▸ **SUPPLIED DATA**:
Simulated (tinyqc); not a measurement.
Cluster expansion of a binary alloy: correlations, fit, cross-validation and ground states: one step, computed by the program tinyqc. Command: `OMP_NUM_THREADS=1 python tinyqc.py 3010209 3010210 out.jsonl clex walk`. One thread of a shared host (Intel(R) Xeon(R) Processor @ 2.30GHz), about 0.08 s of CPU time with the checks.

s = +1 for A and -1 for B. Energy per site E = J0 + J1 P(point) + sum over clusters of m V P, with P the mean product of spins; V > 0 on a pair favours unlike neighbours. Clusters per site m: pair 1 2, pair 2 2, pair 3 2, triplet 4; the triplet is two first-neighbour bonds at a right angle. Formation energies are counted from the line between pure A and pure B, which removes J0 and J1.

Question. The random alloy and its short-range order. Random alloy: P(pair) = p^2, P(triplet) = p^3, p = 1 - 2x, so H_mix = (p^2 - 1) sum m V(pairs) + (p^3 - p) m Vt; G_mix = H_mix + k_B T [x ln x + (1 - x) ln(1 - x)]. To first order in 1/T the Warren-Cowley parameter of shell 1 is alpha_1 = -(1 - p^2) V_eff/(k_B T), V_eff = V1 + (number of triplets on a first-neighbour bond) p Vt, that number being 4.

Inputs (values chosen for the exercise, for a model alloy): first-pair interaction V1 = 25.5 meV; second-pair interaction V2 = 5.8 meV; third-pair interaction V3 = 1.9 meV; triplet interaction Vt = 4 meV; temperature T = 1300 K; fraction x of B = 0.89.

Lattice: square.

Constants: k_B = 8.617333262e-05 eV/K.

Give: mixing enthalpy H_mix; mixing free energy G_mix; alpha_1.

▸ **BRIEF**: Each line must be set down again exactly as above, with no line omitted.

▸ **EXERCISE SOLUTION**:
Simulated (tinyqc); not a measurement.
Cluster expansion of a binary alloy: correlations, fit, cross-validation and ground states: one step, computed by the program tinyqc. Command: `OMP_NUM_THREADS=1 python tinyqc.py 3010209 3010210 out.jsonl clex walk`. One thread of a shared host (Intel(R) Xeon(R) Processor @ 2.30GHz), about 0.08 s of CPU time with the checks.

s = +1 for A and -1 for B. Energy per site E = J0 + J1 P(point) + sum over clusters of m V P, with P the mean product of spins; V > 0 on a pair favours unlike neighbours. Clusters per site m: pair 1 2, pair 2 2, pair 3 2, triplet 4; the triplet is two first-neighbour bonds at a right angle. Formation energies are counted from the line between pure A and pure B, which removes J0 and J1.

Question. The random alloy and its short-range order. Random alloy: P(pair) = p^2, P(triplet) = p^3, p = 1 - 2x, so H_mix = (p^2 - 1) sum m V(pairs) + (p^3 - p) m Vt; G_mix = H_mix + k_B T [x ln x + (1 - x) ln(1 - x)]. To first order in 1/T the Warren-Cowley parameter of shell 1 is alpha_1 = -(1 - p^2) V_eff/(k_B T), V_eff = V1 + (number of triplets on a first-neighbour bond) p Vt, that number being 4.

Inputs (values chosen for the exercise, for a model alloy): first-pair interaction V1 = 25.5 meV; second-pair interaction V2 = 5.8 meV; third-pair interaction V3 = 1.9 meV; triplet interaction Vt = 4 meV; temperature T = 1300 K; fraction x of B = 0.89.

Lattice: square.

Constants: k_B = 8.617333262e-05 eV/K.

Give: mixing enthalpy H_mix; mixing free energy G_mix; alpha_1.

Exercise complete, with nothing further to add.